=== Information supplied ===
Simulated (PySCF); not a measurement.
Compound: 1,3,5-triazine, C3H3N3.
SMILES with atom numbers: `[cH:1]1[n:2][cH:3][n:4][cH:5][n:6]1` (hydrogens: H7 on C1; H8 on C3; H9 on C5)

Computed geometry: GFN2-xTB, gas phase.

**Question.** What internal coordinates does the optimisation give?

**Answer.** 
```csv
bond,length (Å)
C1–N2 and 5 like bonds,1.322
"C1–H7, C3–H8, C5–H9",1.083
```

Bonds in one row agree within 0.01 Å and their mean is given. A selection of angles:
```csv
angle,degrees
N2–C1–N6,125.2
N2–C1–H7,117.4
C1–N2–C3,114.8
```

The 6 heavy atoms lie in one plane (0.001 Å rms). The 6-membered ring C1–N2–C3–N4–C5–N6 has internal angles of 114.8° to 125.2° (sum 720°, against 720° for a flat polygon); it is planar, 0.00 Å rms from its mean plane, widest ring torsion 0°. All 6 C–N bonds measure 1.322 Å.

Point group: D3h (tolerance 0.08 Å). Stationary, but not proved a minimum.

=== Work task ===
Could you reproduce exactly the lines of the entries above, from the one with "the optimisation give?" through the one with "The 6 heavy", and nothing else?

=== Exercise solution ===
**Question.** What internal coordinates does the optimisation give?

**Answer.** 
```csv
bond,length (Å)
C1–N2 and 5 like bonds,1.322
"C1–H7, C3–H8, C5–H9",1.083
```

Bonds in one row agree within 0.01 Å and their mean is given. A selection of angles:
```csv
angle,degrees
N2–C1–N6,125.2
N2–C1–H7,117.4
C1–N2–C3,114.8
```

The 6 heavy atoms lie in one plane (0.001 Å rms). The 6-membered ring C1–N2–C3–N4–C5–N6 has internal angles of 114.8° to 125.2° (sum 720°, against 720° for a flat polygon); it is planar, 0.00 Å rms from its mean plane, widest ring torsion 0°. All 6 C–N bonds measure 1.322 Å.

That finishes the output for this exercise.